*** Extracted information Section Begins ***

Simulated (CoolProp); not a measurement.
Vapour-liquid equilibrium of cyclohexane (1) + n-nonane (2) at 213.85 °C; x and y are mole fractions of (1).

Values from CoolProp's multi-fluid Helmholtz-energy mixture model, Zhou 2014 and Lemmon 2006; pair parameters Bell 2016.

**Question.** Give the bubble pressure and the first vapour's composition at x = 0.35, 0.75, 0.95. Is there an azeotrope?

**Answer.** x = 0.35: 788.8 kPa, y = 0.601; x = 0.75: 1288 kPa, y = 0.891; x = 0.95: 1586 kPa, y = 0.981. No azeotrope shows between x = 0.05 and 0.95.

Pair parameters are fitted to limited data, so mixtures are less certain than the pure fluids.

*** Extracted information Section Ends ***

Go through the records above and copy each one exactly.

- [Solution]
Simulated (CoolProp); not a measurement.
Vapour-liquid equilibrium of cyclohexane (1) + n-nonane (2) at 213.85 °C; x and y are mole fractions of (1).

Values from CoolProp's multi-fluid Helmholtz-energy mixture model, Zhou 2014 and Lemmon 2006; pair parameters Bell 2016.

**Question.** Give the bubble pressure and the first vapour's composition at x = 0.35, 0.75, 0.95. Is there an azeotrope?

**Answer.** x = 0.35: 788.8 kPa, y = 0.601; x = 0.75: 1288 kPa, y = 0.891; x = 0.95: 1586 kPa, y = 0.981. No azeotrope shows between x = 0.05 and 0.95.

Pair parameters are fitted to limited data, so mixtures are less certain than the pure fluids.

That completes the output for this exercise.